▼

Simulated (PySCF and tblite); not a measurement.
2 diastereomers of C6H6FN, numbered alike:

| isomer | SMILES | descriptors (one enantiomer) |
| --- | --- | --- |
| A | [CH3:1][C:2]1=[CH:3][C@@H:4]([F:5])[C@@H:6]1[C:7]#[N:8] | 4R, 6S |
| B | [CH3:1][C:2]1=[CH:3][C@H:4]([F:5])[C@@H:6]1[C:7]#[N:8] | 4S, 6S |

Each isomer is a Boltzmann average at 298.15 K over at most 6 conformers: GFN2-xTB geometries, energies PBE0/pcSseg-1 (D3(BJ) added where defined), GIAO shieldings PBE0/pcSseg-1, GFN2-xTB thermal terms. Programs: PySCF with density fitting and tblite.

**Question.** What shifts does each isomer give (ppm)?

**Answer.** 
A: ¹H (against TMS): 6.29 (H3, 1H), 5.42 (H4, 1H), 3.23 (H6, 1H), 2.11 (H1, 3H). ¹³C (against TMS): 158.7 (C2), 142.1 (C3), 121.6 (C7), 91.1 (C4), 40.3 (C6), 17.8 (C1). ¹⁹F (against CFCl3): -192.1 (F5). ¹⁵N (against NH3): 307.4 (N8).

▲

REQUIRED ACTION: Everything from the line with "2 diastereomers of" through the line with "Each isomer is" should be written out exactly as it appears above, end lines included, and nothing outside that range.

TASK RESPONSE:
2 diastereomers of C6H6FN, numbered alike:

| isomer | SMILES | descriptors (one enantiomer) |
| --- | --- | --- |
| A | [CH3:1][C:2]1=[CH:3][C@@H:4]([F:5])[C@@H:6]1[C:7]#[N:8] | 4R, 6S |
| B | [CH3:1][C:2]1=[CH:3][C@H:4]([F:5])[C@@H:6]1[C:7]#[N:8] | 4S, 6S |

Each isomer is a Boltzmann average at 298.15 K over at most 6 conformers: GFN2-xTB geometries, energies PBE0/pcSseg-1 (D3(BJ) added where defined), GIAO shieldings PBE0/pcSseg-1, GFN2-xTB thermal terms. Programs: PySCF with density fitting and tblite.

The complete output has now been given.